^^^^^^^^

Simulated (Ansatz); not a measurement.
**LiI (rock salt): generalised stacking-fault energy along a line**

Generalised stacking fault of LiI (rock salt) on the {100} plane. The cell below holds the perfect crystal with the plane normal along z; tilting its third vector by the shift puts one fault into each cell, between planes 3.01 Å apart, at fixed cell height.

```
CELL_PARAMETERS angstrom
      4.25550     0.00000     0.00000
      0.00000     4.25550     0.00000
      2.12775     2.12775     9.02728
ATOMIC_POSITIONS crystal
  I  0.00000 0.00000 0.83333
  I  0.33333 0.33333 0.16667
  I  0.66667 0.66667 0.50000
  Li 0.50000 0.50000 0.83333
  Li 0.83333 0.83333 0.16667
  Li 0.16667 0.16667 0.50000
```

^^^^^^^^

:: Assigned task ::
Would you write the material out again, exactly as given above?

:: Exercise response ::
Simulated (Ansatz); not a measurement.
**LiI (rock salt): generalised stacking-fault energy along a line**

Generalised stacking fault of LiI (rock salt) on the {100} plane. The cell below holds the perfect crystal with the plane normal along z; tilting its third vector by the shift puts one fault into each cell, between planes 3.01 Å apart, at fixed cell height.

```
CELL_PARAMETERS angstrom
      4.25550     0.00000     0.00000
      0.00000     4.25550     0.00000
      2.12775     2.12775     9.02728
ATOMIC_POSITIONS crystal
  I  0.00000 0.00000 0.83333
  I  0.33333 0.33333 0.16667
  I  0.66667 0.66667 0.50000
  Li 0.50000 0.50000 0.83333
  Li 0.83333 0.83333 0.16667
  Li 0.16667 0.16667 0.50000
```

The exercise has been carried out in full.